Start of Data provided

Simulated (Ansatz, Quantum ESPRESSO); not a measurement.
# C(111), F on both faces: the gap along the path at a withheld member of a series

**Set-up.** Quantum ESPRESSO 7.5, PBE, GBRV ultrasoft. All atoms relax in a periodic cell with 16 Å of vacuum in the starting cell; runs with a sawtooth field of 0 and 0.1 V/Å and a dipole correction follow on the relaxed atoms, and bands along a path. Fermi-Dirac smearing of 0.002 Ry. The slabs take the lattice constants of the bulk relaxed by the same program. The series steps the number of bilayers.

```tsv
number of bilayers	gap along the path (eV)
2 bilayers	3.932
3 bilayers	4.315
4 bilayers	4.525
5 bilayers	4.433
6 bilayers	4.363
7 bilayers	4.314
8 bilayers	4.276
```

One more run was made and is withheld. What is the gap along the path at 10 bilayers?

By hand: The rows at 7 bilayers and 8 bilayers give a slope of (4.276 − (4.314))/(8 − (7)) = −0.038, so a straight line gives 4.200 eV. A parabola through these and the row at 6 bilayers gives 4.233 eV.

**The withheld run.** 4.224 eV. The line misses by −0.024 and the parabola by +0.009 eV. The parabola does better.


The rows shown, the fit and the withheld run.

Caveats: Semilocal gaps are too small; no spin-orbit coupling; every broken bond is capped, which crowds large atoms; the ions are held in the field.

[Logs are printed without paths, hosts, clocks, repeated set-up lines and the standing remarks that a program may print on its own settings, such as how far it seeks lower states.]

End of Data provided

> Work task
Your response should be the lines above from the first to the one containing "# C(111), F", inclusive, each given exactly.

> Exercise response
Simulated (Ansatz, Quantum ESPRESSO); not a measurement.
# C(111), F on both faces: the gap along the path at a withheld member of a series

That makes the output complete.